__Given data__
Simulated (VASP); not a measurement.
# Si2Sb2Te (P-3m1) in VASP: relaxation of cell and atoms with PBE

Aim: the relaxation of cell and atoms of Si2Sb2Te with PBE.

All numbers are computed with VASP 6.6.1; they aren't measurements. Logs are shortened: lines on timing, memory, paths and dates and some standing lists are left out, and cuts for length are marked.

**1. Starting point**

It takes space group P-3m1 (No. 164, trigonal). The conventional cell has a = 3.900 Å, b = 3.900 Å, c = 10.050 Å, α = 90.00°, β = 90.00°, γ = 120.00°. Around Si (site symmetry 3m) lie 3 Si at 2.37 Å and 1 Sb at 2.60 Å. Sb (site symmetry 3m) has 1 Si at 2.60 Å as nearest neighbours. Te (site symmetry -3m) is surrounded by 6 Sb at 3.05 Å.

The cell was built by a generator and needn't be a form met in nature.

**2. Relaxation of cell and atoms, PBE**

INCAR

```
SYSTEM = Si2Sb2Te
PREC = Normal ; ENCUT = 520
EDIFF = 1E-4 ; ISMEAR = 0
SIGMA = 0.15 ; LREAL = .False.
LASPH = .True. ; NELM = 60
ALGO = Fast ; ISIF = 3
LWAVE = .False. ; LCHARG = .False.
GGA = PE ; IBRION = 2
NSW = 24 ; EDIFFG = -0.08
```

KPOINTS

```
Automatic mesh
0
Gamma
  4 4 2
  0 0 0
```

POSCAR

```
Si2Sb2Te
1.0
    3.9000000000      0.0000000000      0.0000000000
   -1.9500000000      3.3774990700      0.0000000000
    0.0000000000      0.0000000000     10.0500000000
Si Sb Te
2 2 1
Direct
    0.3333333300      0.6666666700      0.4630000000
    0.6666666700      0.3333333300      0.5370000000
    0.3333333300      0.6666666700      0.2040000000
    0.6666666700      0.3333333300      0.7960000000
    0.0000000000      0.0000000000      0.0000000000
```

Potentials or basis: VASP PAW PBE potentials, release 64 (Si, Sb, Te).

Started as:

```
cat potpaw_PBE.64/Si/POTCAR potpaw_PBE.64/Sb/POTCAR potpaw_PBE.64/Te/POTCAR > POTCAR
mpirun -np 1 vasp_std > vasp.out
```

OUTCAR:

__Work request__
Please return the lines above that run from the line containing "All numbers are" to the line containing "It takes space", inclusive, exactly and with no other lines.

__Result__
All numbers are computed with VASP 6.6.1; they aren't measurements. Logs are shortened: lines on timing, memory, paths and dates and some standing lists are left out, and cuts for length are marked.

**1. Starting point**

It takes space group P-3m1 (No. 164, trigonal). The conventional cell has a = 3.900 Å, b = 3.900 Å, c = 10.050 Å, α = 90.00°, β = 90.00°, γ = 120.00°. Around Si (site symmetry 3m) lie 3 Si at 2.37 Å and 1 Sb at 2.60 Å. Sb (site symmetry 3m) has 1 Si at 2.60 Å as nearest neighbours. Te (site symmetry -3m) is surrounded by 6 Sb at 3.05 Å.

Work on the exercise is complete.